☆ ☆ ☆ ☆
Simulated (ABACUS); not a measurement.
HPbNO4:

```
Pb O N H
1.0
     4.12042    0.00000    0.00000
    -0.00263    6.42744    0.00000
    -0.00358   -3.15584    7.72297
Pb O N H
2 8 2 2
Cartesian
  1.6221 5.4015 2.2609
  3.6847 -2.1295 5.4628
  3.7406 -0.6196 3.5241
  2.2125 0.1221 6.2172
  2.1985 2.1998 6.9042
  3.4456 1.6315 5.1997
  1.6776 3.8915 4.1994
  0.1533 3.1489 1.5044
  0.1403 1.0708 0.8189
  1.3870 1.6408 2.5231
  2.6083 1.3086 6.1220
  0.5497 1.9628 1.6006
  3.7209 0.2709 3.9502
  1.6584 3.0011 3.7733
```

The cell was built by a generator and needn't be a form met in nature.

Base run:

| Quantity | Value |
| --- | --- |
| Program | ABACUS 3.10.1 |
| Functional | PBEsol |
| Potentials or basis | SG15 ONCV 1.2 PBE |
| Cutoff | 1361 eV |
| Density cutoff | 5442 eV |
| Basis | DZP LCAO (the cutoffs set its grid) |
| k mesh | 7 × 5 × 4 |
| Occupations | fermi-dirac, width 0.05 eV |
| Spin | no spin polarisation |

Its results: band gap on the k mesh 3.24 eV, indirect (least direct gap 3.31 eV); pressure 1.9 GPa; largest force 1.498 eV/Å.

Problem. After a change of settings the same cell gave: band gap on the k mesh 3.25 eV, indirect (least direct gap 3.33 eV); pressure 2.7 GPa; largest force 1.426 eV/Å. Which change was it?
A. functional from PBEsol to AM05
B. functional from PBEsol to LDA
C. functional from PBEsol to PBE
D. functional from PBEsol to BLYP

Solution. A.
☆ ☆ ☆ ☆

__Action item__:
From the entries above, give again exactly the lines running from the line with "cutoff | 5442 eV |" to the line with "D. functional from PBEsol to BLYP"; include both of those lines.

__Task response__:
| Density cutoff | 5442 eV |
| Basis | DZP LCAO (the cutoffs set its grid) |
| k mesh | 7 × 5 × 4 |
| Occupations | fermi-dirac, width 0.05 eV |
| Spin | no spin polarisation |

Its results: band gap on the k mesh 3.24 eV, indirect (least direct gap 3.31 eV); pressure 1.9 GPa; largest force 1.498 eV/Å.

Problem. After a change of settings the same cell gave: band gap on the k mesh 3.25 eV, indirect (least direct gap 3.33 eV); pressure 2.7 GPa; largest force 1.426 eV/Å. Which change was it?
A. functional from PBEsol to AM05
B. functional from PBEsol to LDA
C. functional from PBEsol to PBE
D. functional from PBEsol to BLYP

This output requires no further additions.